┌─ EXCERPTED DATA
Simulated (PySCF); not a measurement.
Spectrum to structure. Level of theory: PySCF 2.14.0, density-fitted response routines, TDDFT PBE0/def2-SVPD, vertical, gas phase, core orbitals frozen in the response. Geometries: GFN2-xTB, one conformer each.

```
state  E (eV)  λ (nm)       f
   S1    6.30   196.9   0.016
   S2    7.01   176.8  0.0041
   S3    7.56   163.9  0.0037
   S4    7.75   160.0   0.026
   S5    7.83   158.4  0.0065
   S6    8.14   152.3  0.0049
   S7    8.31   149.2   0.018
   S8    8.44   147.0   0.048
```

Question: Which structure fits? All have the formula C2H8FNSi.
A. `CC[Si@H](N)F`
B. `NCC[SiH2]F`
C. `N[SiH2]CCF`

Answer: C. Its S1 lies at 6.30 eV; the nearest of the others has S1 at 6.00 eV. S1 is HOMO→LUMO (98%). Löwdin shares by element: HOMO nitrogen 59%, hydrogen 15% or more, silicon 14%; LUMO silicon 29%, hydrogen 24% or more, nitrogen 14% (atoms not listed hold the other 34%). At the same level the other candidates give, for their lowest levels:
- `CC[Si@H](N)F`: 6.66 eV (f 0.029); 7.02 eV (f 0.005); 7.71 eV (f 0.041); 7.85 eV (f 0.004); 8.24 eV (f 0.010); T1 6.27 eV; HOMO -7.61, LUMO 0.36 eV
└─

■ EXERCISE
Would you copy, unchanged, the stretch of the records above that begins at the line containing "Question: Which structure" and ends at the line containing "Answer: C. Its", and only that?

■ WRITTEN RESPONSE
Question: Which structure fits? All have the formula C2H8FNSi.
A. `CC[Si@H](N)F`
B. `NCC[SiH2]F`
C. `N[SiH2]CCF`

Answer: C. Its S1 lies at 6.30 eV; the nearest of the others has S1 at 6.00 eV. S1 is HOMO→LUMO (98%). Löwdin shares by element: HOMO nitrogen 59%, hydrogen 15% or more, silicon 14%; LUMO silicon 29%, hydrogen 24% or more, nitrogen 14% (atoms not listed hold the other 34%). At the same level the other candidates give, for their lowest levels:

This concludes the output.